--- START ---
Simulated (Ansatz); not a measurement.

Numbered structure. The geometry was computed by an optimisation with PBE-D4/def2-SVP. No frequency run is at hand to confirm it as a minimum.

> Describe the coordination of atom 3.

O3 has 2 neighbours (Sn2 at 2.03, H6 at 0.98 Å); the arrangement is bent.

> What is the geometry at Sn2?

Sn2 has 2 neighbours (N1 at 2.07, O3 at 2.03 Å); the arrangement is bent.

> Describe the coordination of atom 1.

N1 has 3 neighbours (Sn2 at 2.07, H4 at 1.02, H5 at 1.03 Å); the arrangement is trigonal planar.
--- END ---

**Action item:** Return exactly, and only, the lines from the start of the listing through the line with "coordination of atom 1.".

**Answer box:**
Simulated (Ansatz); not a measurement.

Numbered structure. The geometry was computed by an optimisation with PBE-D4/def2-SVP. No frequency run is at hand to confirm it as a minimum.

> Describe the coordination of atom 3.

O3 has 2 neighbours (Sn2 at 2.03, H6 at 0.98 Å); the arrangement is bent.

> What is the geometry at Sn2?

Sn2 has 2 neighbours (N1 at 2.07, O3 at 2.03 Å); the arrangement is bent.

> Describe the coordination of atom 1.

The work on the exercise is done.